Entries must be copied exactly, with nothing left out.

**INPUT DATA**
■ ■ ■

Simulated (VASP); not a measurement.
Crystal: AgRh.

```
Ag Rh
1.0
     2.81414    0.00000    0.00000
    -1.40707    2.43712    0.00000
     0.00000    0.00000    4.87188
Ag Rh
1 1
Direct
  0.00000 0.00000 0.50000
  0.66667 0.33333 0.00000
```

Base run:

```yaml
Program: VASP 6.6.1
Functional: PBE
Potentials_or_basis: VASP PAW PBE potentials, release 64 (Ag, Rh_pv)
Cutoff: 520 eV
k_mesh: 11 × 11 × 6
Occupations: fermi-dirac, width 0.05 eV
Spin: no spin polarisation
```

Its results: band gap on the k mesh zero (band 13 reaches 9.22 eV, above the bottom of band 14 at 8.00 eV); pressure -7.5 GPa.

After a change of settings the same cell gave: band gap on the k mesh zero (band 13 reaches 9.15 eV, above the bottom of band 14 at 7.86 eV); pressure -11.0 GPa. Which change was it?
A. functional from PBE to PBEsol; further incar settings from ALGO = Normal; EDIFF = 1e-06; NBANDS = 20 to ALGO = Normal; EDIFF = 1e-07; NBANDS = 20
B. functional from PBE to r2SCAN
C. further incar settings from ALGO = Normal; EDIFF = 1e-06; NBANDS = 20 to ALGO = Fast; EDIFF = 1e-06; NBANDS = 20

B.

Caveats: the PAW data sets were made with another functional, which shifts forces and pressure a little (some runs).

■ ■ ■

**EXERCISE RESPONSE**
Simulated (VASP); not a measurement.
Crystal: AgRh.

```
Ag Rh
1.0
     2.81414    0.00000    0.00000
    -1.40707    2.43712    0.00000
     0.00000    0.00000    4.87188
Ag Rh
1 1
Direct
  0.00000 0.00000 0.50000
  0.66667 0.33333 0.00000
```

Base run:

```yaml
Program: VASP 6.6.1
Functional: PBE
Potentials_or_basis: VASP PAW PBE potentials, release 64 (Ag, Rh_pv)
Cutoff: 520 eV
k_mesh: 11 × 11 × 6
Occupations: fermi-dirac, width 0.05 eV
Spin: no spin polarisation
```

Its results: band gap on the k mesh zero (band 13 reaches 9.22 eV, above the bottom of band 14 at 8.00 eV); pressure -7.5 GPa.

After a change of settings the same cell gave: band gap on the k mesh zero (band 13 reaches 9.15 eV, above the bottom of band 14 at 7.86 eV); pressure -11.0 GPa. Which change was it?
A. functional from PBE to PBEsol; further incar settings from ALGO = Normal; EDIFF = 1e-06; NBANDS = 20 to ALGO = Normal; EDIFF = 1e-07; NBANDS = 20
B. functional from PBE to r2SCAN
C. further incar settings from ALGO = Normal; EDIFF = 1e-06; NBANDS = 20 to ALGO = Fast; EDIFF = 1e-06; NBANDS = 20

B.

Caveats: the PAW data sets were made with another functional, which shifts forces and pressure a little (some runs).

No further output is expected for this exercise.